Top of Supplied entries

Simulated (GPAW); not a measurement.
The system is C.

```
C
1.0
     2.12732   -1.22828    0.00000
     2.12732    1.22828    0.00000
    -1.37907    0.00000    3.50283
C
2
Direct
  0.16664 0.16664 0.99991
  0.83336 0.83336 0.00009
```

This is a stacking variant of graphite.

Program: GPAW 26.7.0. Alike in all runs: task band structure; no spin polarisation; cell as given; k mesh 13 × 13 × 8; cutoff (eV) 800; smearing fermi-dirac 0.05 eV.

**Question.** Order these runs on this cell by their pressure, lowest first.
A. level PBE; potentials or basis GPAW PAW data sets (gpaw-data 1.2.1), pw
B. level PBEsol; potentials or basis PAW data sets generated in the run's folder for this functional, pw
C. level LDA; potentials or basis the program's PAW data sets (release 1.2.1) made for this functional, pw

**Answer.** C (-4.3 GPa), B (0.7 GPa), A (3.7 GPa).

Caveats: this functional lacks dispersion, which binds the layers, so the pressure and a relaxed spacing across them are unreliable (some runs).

Bottom of Supplied entries

■ Work task ■
Your answer should be the lines above, from the line containing "B. level PBEsol;" up to and including the line containing "A (3.7 GPa).", reproduced exactly and with nothing else.

■ Task answer ■
B. level PBEsol; potentials or basis PAW data sets generated in the run's folder for this functional, pw
C. level LDA; potentials or basis the program's PAW data sets (release 1.2.1) made for this functional, pw

**Answer.** C (-4.3 GPa), B (0.7 GPa), A (3.7 GPa).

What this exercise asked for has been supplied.